Give the lines of the material verbatim, from the first line to the line with "4.88 | 4.97 |", including both.

MATERIAL PROVIDED below:

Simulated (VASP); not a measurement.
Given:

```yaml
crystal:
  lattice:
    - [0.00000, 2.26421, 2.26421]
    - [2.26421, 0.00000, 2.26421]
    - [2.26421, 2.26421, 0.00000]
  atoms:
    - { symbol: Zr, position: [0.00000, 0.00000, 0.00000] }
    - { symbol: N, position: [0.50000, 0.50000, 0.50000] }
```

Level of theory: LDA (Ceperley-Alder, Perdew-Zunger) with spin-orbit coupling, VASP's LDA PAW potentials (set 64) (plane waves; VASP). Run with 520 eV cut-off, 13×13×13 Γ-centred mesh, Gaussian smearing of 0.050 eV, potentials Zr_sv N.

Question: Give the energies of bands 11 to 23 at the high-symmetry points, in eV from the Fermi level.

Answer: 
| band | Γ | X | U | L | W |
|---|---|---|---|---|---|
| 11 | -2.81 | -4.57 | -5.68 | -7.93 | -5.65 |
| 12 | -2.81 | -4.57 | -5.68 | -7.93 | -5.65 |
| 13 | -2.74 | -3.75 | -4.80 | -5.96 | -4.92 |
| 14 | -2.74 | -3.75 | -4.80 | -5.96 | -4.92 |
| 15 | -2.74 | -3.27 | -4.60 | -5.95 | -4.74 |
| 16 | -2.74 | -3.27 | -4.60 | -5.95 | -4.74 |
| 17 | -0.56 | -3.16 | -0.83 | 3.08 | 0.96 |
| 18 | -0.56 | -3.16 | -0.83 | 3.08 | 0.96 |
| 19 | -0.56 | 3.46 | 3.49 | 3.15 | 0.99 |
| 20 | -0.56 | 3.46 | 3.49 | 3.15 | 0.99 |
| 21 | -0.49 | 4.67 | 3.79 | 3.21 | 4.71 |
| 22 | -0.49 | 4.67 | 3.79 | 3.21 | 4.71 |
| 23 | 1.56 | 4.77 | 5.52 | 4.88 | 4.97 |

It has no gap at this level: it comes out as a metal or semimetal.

End of MATERIAL PROVIDED.

• [RESPONSE]
Simulated (VASP); not a measurement.
Given:

```yaml
crystal:
  lattice:
    - [0.00000, 2.26421, 2.26421]
    - [2.26421, 0.00000, 2.26421]
    - [2.26421, 2.26421, 0.00000]
  atoms:
    - { symbol: Zr, position: [0.00000, 0.00000, 0.00000] }
    - { symbol: N, position: [0.50000, 0.50000, 0.50000] }
```

Level of theory: LDA (Ceperley-Alder, Perdew-Zunger) with spin-orbit coupling, VASP's LDA PAW potentials (set 64) (plane waves; VASP). Run with 520 eV cut-off, 13×13×13 Γ-centred mesh, Gaussian smearing of 0.050 eV, potentials Zr_sv N.

Question: Give the energies of bands 11 to 23 at the high-symmetry points, in eV from the Fermi level.

Answer: 
| band | Γ | X | U | L | W |
|---|---|---|---|---|---|
| 11 | -2.81 | -4.57 | -5.68 | -7.93 | -5.65 |
| 12 | -2.81 | -4.57 | -5.68 | -7.93 | -5.65 |
| 13 | -2.74 | -3.75 | -4.80 | -5.96 | -4.92 |
| 14 | -2.74 | -3.75 | -4.80 | -5.96 | -4.92 |
| 15 | -2.74 | -3.27 | -4.60 | -5.95 | -4.74 |
| 16 | -2.74 | -3.27 | -4.60 | -5.95 | -4.74 |
| 17 | -0.56 | -3.16 | -0.83 | 3.08 | 0.96 |
| 18 | -0.56 | -3.16 | -0.83 | 3.08 | 0.96 |
| 19 | -0.56 | 3.46 | 3.49 | 3.15 | 0.99 |
| 20 | -0.56 | 3.46 | 3.49 | 3.15 | 0.99 |
| 21 | -0.49 | 4.67 | 3.79 | 3.21 | 4.71 |
| 22 | -0.49 | 4.67 | 3.79 | 3.21 | 4.71 |
| 23 | 1.56 | 4.77 | 5.52 | 4.88 | 4.97 |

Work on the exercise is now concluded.